**Assignment**.
With the first line as the start and the line containing "From the same" as the end, write out every line of the records exactly.

Data extracts Start Marker

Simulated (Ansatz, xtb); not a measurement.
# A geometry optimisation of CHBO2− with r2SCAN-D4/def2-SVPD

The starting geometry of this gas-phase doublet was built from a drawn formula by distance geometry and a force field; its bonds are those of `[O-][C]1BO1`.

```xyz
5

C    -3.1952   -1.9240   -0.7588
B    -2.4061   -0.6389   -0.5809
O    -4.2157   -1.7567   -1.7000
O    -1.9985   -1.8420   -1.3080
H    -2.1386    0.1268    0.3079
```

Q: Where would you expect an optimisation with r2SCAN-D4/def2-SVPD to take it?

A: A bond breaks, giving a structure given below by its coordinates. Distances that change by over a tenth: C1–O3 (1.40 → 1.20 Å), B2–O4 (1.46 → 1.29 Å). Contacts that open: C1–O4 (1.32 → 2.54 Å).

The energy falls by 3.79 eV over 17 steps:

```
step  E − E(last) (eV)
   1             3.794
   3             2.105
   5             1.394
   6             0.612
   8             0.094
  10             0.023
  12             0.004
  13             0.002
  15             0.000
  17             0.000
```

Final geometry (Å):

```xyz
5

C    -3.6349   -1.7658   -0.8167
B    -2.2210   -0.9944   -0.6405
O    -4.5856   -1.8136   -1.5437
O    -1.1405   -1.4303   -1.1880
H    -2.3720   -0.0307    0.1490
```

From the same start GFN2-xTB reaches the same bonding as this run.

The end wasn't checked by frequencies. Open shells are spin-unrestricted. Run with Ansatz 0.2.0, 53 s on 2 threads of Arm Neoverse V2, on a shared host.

Data extracts End Marker

**Response**.
Simulated (Ansatz, xtb); not a measurement.
# A geometry optimisation of CHBO2− with r2SCAN-D4/def2-SVPD

The starting geometry of this gas-phase doublet was built from a drawn formula by distance geometry and a force field; its bonds are those of `[O-][C]1BO1`.

```xyz
5

C    -3.1952   -1.9240   -0.7588
B    -2.4061   -0.6389   -0.5809
O    -4.2157   -1.7567   -1.7000
O    -1.9985   -1.8420   -1.3080
H    -2.1386    0.1268    0.3079
```

Q: Where would you expect an optimisation with r2SCAN-D4/def2-SVPD to take it?

A: A bond breaks, giving a structure given below by its coordinates. Distances that change by over a tenth: C1–O3 (1.40 → 1.20 Å), B2–O4 (1.46 → 1.29 Å). Contacts that open: C1–O4 (1.32 → 2.54 Å).

The energy falls by 3.79 eV over 17 steps:

```
step  E − E(last) (eV)
   1             3.794
   3             2.105
   5             1.394
   6             0.612
   8             0.094
  10             0.023
  12             0.004
  13             0.002
  15             0.000
  17             0.000
```

Final geometry (Å):

```xyz
5

C    -3.6349   -1.7658   -0.8167
B    -2.2210   -0.9944   -0.6405
O    -4.5856   -1.8136   -1.5437
O    -1.1405   -1.4303   -1.1880
H    -2.3720   -0.0307    0.1490
```

From the same start GFN2-xTB reaches the same bonding as this run.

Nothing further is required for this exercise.